* SUPPLIED MATERIAL:
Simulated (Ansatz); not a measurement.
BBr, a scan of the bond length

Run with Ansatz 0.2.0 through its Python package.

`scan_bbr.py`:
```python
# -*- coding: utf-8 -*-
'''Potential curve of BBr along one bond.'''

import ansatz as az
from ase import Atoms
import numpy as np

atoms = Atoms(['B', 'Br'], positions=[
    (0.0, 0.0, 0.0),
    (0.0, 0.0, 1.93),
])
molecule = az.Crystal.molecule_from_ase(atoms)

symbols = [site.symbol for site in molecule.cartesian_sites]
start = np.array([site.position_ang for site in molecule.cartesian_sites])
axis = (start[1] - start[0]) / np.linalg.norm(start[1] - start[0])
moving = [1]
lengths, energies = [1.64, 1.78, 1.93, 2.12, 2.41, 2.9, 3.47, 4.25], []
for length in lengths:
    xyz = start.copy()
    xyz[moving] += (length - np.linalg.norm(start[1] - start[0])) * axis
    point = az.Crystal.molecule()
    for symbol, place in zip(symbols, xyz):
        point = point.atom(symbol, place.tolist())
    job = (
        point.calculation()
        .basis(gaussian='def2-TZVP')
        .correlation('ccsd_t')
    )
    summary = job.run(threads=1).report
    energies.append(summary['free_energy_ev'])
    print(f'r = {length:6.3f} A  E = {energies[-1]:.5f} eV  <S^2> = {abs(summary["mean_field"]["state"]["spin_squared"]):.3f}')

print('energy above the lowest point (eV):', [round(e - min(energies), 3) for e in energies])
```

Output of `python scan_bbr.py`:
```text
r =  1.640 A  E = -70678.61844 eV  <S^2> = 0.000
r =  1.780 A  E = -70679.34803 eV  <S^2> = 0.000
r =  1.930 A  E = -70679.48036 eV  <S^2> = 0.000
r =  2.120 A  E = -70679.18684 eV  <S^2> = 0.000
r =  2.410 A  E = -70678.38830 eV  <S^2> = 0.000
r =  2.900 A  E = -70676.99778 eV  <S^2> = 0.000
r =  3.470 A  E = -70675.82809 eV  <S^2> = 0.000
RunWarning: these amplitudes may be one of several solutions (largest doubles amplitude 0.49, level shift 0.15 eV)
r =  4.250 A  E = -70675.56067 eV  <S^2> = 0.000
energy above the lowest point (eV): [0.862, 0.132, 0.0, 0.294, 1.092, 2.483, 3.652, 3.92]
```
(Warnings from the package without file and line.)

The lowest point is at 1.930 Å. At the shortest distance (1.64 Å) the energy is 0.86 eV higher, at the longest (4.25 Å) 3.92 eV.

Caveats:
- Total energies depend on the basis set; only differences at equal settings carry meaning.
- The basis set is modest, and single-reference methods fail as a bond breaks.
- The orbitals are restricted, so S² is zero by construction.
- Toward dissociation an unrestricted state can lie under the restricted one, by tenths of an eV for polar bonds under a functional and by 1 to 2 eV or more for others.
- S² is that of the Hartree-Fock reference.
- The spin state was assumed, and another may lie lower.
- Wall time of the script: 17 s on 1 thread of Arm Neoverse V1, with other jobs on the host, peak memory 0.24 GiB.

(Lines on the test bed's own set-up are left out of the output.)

* BRIEF:
Using the entries shown above, reproduce verbatim the lines from the line bearing "- Total energies" to the line bearing "- Toward dissociation", inclusive.

* WRITTEN REPLY:
- Total energies depend on the basis set; only differences at equal settings carry meaning.
- The basis set is modest, and single-reference methods fail as a bond breaks.
- The orbitals are restricted, so S² is zero by construction.
- Toward dissociation an unrestricted state can lie under the restricted one, by tenths of an eV for polar bonds under a functional and by 1 to 2 eV or more for others.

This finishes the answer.